_WORK REQUEST_. Here is a block of entries. Write out its lines exactly, from the first through the one containing "Question: Estimate the wall time of this run.".

_AVAILABLE DATA_.
#####

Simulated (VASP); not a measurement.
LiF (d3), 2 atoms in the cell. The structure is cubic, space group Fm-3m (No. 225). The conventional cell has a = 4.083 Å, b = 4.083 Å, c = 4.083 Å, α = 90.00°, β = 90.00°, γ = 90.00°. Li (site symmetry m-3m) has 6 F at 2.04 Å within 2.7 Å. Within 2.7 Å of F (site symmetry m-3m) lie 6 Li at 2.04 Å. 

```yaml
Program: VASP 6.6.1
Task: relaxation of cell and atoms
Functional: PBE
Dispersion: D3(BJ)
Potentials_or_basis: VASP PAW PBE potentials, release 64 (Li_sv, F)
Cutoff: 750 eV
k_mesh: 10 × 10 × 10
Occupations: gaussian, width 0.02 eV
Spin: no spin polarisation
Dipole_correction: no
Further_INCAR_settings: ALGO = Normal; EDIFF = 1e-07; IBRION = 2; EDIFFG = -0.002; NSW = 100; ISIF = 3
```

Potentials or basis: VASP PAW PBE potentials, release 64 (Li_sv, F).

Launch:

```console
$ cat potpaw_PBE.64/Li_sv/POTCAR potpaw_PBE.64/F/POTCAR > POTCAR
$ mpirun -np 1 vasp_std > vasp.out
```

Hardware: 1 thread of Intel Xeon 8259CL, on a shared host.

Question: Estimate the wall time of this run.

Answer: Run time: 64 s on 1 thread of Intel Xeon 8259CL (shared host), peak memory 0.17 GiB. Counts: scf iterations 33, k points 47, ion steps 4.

#####

_TASK SOLUTION_.
Simulated (VASP); not a measurement.
LiF (d3), 2 atoms in the cell. The structure is cubic, space group Fm-3m (No. 225). The conventional cell has a = 4.083 Å, b = 4.083 Å, c = 4.083 Å, α = 90.00°, β = 90.00°, γ = 90.00°. Li (site symmetry m-3m) has 6 F at 2.04 Å within 2.7 Å. Within 2.7 Å of F (site symmetry m-3m) lie 6 Li at 2.04 Å. 

```yaml
Program: VASP 6.6.1
Task: relaxation of cell and atoms
Functional: PBE
Dispersion: D3(BJ)
Potentials_or_basis: VASP PAW PBE potentials, release 64 (Li_sv, F)
Cutoff: 750 eV
k_mesh: 10 × 10 × 10
Occupations: gaussian, width 0.02 eV
Spin: no spin polarisation
Dipole_correction: no
Further_INCAR_settings: ALGO = Normal; EDIFF = 1e-07; IBRION = 2; EDIFFG = -0.002; NSW = 100; ISIF = 3
```

Potentials or basis: VASP PAW PBE potentials, release 64 (Li_sv, F).

Launch:

```console
$ cat potpaw_PBE.64/Li_sv/POTCAR potpaw_PBE.64/F/POTCAR > POTCAR
$ mpirun -np 1 vasp_std > vasp.out
```

Hardware: 1 thread of Intel Xeon 8259CL, on a shared host.

Question: Estimate the wall time of this run.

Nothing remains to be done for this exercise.